-- Opening Marker --

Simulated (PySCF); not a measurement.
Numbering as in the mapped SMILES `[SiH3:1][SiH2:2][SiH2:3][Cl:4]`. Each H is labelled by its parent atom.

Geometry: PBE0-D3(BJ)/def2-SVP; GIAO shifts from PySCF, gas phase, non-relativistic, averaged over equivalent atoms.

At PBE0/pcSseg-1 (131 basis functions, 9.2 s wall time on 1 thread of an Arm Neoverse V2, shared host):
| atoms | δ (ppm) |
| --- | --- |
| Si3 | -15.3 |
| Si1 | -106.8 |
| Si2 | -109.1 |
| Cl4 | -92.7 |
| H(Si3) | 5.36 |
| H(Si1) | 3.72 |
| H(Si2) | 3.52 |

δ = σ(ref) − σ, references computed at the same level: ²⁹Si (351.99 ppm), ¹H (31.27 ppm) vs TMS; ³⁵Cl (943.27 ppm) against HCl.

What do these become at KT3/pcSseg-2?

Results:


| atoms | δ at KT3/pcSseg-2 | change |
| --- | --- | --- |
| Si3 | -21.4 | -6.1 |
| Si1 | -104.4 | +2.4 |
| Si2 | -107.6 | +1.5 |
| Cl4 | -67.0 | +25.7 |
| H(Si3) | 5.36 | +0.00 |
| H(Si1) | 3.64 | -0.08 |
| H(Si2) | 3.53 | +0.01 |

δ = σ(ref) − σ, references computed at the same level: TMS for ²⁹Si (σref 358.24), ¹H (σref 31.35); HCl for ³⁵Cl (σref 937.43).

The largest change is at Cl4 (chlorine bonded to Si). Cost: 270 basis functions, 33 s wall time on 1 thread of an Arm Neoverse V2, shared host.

-- Closing Marker --

Keeping every character as it is, restate the lines above that run from the line with "H(Si1) | 3.72 |" through the line with "-21.4 | -6.1 |", both included, and nothing else.

* **Exercise response**
| H(Si1) | 3.72 |
| H(Si2) | 3.52 |

δ = σ(ref) − σ, references computed at the same level: ²⁹Si (351.99 ppm), ¹H (31.27 ppm) vs TMS; ³⁵Cl (943.27 ppm) against HCl.

What do these become at KT3/pcSseg-2?

Results:


| atoms | δ at KT3/pcSseg-2 | change |
| --- | --- | --- |
| Si3 | -21.4 | -6.1 |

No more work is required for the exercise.